-=-=-=-=-

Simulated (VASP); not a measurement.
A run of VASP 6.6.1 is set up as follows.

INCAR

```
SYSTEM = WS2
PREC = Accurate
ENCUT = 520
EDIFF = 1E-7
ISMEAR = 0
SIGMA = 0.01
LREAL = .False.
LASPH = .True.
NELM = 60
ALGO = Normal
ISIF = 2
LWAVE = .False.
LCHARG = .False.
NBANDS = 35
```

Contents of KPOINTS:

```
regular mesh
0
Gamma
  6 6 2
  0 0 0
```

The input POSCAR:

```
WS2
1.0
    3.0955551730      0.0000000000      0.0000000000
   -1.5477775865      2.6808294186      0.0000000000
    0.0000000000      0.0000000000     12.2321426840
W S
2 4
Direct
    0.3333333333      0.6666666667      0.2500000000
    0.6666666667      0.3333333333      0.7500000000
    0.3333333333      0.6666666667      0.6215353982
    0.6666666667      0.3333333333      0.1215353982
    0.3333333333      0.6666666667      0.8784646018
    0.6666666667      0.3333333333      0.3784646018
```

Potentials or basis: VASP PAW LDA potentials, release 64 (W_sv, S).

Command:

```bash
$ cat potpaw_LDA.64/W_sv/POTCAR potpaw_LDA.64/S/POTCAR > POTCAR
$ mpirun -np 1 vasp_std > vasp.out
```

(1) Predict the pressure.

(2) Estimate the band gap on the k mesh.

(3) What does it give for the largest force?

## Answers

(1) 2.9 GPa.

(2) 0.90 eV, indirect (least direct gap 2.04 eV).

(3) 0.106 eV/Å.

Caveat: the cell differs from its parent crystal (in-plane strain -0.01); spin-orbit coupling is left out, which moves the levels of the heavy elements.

-=-=-=-=-

[Work instruction]:
In restating the data, begin at its first line, reproduce each line word for word, and conclude with the line that contains "(2) Estimate the band gap on the k mesh.".

[Answer box]:
Simulated (VASP); not a measurement.
A run of VASP 6.6.1 is set up as follows.

INCAR

```
SYSTEM = WS2
PREC = Accurate
ENCUT = 520
EDIFF = 1E-7
ISMEAR = 0
SIGMA = 0.01
LREAL = .False.
LASPH = .True.
NELM = 60
ALGO = Normal
ISIF = 2
LWAVE = .False.
LCHARG = .False.
NBANDS = 35
```

Contents of KPOINTS:

```
regular mesh
0
Gamma
  6 6 2
  0 0 0
```

The input POSCAR:

```
WS2
1.0
    3.0955551730      0.0000000000      0.0000000000
   -1.5477775865      2.6808294186      0.0000000000
    0.0000000000      0.0000000000     12.2321426840
W S
2 4
Direct
    0.3333333333      0.6666666667      0.2500000000
    0.6666666667      0.3333333333      0.7500000000
    0.3333333333      0.6666666667      0.6215353982
    0.6666666667      0.3333333333      0.1215353982
    0.3333333333      0.6666666667      0.8784646018
    0.6666666667      0.3333333333      0.3784646018
```

Potentials or basis: VASP PAW LDA potentials, release 64 (W_sv, S).

Command:

```bash
$ cat potpaw_LDA.64/W_sv/POTCAR potpaw_LDA.64/S/POTCAR > POTCAR
$ mpirun -np 1 vasp_std > vasp.out
```

(1) Predict the pressure.

(2) Estimate the band gap on the k mesh.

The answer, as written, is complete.